Please return the material exactly; leave no entry out.

• _Records provided_:
= = = = = = =

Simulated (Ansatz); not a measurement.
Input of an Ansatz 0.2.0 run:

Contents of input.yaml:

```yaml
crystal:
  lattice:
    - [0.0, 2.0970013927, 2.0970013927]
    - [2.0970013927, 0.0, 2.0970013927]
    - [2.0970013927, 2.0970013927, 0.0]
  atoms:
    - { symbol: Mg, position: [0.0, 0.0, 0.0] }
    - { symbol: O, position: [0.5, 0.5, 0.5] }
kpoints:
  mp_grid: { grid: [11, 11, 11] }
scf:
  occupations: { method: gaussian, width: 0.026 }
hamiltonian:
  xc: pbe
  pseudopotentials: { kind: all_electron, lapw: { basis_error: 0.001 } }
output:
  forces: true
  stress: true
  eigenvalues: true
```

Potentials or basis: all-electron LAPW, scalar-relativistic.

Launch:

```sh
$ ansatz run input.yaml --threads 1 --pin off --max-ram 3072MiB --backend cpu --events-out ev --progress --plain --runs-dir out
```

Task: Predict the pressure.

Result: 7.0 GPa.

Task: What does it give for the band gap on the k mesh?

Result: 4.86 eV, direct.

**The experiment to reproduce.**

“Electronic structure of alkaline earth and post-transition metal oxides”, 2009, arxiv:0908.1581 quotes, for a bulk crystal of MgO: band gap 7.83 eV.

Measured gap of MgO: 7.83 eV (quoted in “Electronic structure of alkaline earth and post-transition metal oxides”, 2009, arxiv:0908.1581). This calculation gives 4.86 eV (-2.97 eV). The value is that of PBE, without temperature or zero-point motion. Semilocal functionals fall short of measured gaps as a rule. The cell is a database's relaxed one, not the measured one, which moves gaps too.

= = = = = = =

• _Answer section_:
Simulated (Ansatz); not a measurement.
Input of an Ansatz 0.2.0 run:

Contents of input.yaml:

```yaml
crystal:
  lattice:
    - [0.0, 2.0970013927, 2.0970013927]
    - [2.0970013927, 0.0, 2.0970013927]
    - [2.0970013927, 2.0970013927, 0.0]
  atoms:
    - { symbol: Mg, position: [0.0, 0.0, 0.0] }
    - { symbol: O, position: [0.5, 0.5, 0.5] }
kpoints:
  mp_grid: { grid: [11, 11, 11] }
scf:
  occupations: { method: gaussian, width: 0.026 }
hamiltonian:
  xc: pbe
  pseudopotentials: { kind: all_electron, lapw: { basis_error: 0.001 } }
output:
  forces: true
  stress: true
  eigenvalues: true
```

Potentials or basis: all-electron LAPW, scalar-relativistic.

Launch:

```sh
$ ansatz run input.yaml --threads 1 --pin off --max-ram 3072MiB --backend cpu --events-out ev --progress --plain --runs-dir out
```

Task: Predict the pressure.

Result: 7.0 GPa.

Task: What does it give for the band gap on the k mesh?

Result: 4.86 eV, direct.

**The experiment to reproduce.**

“Electronic structure of alkaline earth and post-transition metal oxides”, 2009, arxiv:0908.1581 quotes, for a bulk crystal of MgO: band gap 7.83 eV.

Measured gap of MgO: 7.83 eV (quoted in “Electronic structure of alkaline earth and post-transition metal oxides”, 2009, arxiv:0908.1581). This calculation gives 4.86 eV (-2.97 eV). The value is that of PBE, without temperature or zero-point motion. Semilocal functionals fall short of measured gaps as a rule. The cell is a database's relaxed one, not the measured one, which moves gaps too.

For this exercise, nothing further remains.